Listed entries ::
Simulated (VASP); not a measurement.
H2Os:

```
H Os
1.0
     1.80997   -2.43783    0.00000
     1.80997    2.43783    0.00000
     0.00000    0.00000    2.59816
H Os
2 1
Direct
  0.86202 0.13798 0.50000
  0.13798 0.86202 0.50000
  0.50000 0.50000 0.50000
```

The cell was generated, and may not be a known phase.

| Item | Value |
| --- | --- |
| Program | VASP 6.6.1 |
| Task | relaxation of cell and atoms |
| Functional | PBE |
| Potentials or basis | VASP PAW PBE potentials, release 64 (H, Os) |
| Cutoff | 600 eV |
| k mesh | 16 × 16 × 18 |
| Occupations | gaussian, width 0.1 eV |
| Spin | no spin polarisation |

Task item :: Copy out the full set of entries without altering anything.

Task response ::
Simulated (VASP); not a measurement.
H2Os:

```
H Os
1.0
     1.80997   -2.43783    0.00000
     1.80997    2.43783    0.00000
     0.00000    0.00000    2.59816
H Os
2 1
Direct
  0.86202 0.13798 0.50000
  0.13798 0.86202 0.50000
  0.50000 0.50000 0.50000
```

The cell was generated, and may not be a known phase.

| Item | Value |
| --- | --- |
| Program | VASP 6.6.1 |
| Task | relaxation of cell and atoms |
| Functional | PBE |
| Potentials or basis | VASP PAW PBE potentials, release 64 (H, Os) |
| Cutoff | 600 eV |
| k mesh | 16 × 16 × 18 |
| Occupations | gaussian, width 0.1 eV |
| Spin | no spin polarisation |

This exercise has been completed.